Within the entries below, the lines from the one with "Give the values." through the one with "11.59 | 10.81 |" are to be set down exactly, both ends kept.

**RECORDS SUPPLIED**
--------
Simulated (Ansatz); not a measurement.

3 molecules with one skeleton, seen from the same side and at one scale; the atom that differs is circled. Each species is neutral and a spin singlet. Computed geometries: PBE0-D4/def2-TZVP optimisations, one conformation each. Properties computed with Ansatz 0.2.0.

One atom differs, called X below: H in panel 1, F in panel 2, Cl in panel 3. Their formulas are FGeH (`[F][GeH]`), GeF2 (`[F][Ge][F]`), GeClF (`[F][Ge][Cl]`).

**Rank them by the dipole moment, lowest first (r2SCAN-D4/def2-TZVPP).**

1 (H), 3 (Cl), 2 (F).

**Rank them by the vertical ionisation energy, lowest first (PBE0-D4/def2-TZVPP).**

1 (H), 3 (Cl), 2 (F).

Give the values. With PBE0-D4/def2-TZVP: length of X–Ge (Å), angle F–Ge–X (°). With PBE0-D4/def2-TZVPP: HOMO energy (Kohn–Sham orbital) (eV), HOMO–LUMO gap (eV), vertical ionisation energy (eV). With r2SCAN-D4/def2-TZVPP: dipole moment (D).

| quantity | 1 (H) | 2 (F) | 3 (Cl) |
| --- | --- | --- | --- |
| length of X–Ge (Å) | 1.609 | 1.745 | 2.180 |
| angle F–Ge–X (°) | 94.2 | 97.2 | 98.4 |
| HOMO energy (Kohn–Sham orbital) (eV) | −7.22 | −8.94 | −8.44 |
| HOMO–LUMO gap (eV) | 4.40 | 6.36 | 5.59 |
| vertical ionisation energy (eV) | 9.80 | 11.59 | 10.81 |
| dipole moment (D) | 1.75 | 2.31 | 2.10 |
--------

**EXERCISE OUTPUT**
Give the values. With PBE0-D4/def2-TZVP: length of X–Ge (Å), angle F–Ge–X (°). With PBE0-D4/def2-TZVPP: HOMO energy (Kohn–Sham orbital) (eV), HOMO–LUMO gap (eV), vertical ionisation energy (eV). With r2SCAN-D4/def2-TZVPP: dipole moment (D).

| quantity | 1 (H) | 2 (F) | 3 (Cl) |
| --- | --- | --- | --- |
| length of X–Ge (Å) | 1.609 | 1.745 | 2.180 |
| angle F–Ge–X (°) | 94.2 | 97.2 | 98.4 |
| HOMO energy (Kohn–Sham orbital) (eV) | −7.22 | −8.94 | −8.44 |
| HOMO–LUMO gap (eV) | 4.40 | 6.36 | 5.59 |
| vertical ionisation energy (eV) | 9.80 | 11.59 | 10.81 |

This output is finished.